◆ Task item:
Each entry has to be reproduced in full, exactly as given.

#### Recorded data ####

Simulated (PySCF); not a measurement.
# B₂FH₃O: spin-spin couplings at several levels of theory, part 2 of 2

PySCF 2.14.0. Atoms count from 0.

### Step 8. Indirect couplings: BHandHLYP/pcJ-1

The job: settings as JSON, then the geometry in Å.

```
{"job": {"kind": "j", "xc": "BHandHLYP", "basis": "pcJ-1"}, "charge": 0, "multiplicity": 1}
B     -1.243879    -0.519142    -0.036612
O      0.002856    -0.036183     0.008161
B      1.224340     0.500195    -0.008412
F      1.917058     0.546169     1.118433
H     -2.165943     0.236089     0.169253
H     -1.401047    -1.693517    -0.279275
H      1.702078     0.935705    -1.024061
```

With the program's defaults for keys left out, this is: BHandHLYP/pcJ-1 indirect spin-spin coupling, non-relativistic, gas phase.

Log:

####

◆ Task response:
Simulated (PySCF); not a measurement.
# B₂FH₃O: spin-spin couplings at several levels of theory, part 2 of 2

PySCF 2.14.0. Atoms count from 0.

### Step 8. Indirect couplings: BHandHLYP/pcJ-1

The job: settings as JSON, then the geometry in Å.

```
{"job": {"kind": "j", "xc": "BHandHLYP", "basis": "pcJ-1"}, "charge": 0, "multiplicity": 1}
B     -1.243879    -0.519142    -0.036612
O      0.002856    -0.036183     0.008161
B      1.224340     0.500195    -0.008412
F      1.917058     0.546169     1.118433
H     -2.165943     0.236089     0.169253
H     -1.401047    -1.693517    -0.279275
H      1.702078     0.935705    -1.024061
```

With the program's defaults for keys left out, this is: BHandHLYP/pcJ-1 indirect spin-spin coupling, non-relativistic, gas phase.

Log:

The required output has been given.